**Required action:**
Every line in the records below between the one holding "After a change" and the one holding "BLYP binds less", inclusive, is to be set down exactly; all other lines are to be left out.

**Dataset:**
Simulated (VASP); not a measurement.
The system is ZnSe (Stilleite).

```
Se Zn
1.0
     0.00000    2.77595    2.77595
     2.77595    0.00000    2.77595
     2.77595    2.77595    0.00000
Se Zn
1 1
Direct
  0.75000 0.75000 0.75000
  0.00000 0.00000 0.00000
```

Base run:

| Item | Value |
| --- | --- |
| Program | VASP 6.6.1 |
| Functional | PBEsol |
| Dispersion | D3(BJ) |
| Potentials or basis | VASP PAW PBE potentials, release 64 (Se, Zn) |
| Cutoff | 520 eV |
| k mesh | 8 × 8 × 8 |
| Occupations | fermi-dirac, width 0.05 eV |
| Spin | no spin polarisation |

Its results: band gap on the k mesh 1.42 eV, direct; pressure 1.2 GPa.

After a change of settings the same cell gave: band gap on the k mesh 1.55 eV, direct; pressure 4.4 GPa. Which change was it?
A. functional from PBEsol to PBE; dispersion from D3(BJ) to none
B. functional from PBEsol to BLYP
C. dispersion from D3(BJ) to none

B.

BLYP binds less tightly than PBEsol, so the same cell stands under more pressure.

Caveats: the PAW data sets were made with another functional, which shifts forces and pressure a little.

**Answer area:**
After a change of settings the same cell gave: band gap on the k mesh 1.55 eV, direct; pressure 4.4 GPa. Which change was it?
A. functional from PBEsol to PBE; dispersion from D3(BJ) to none
B. functional from PBEsol to BLYP
C. dispersion from D3(BJ) to none

B.

BLYP binds less tightly than PBEsol, so the same cell stands under more pressure.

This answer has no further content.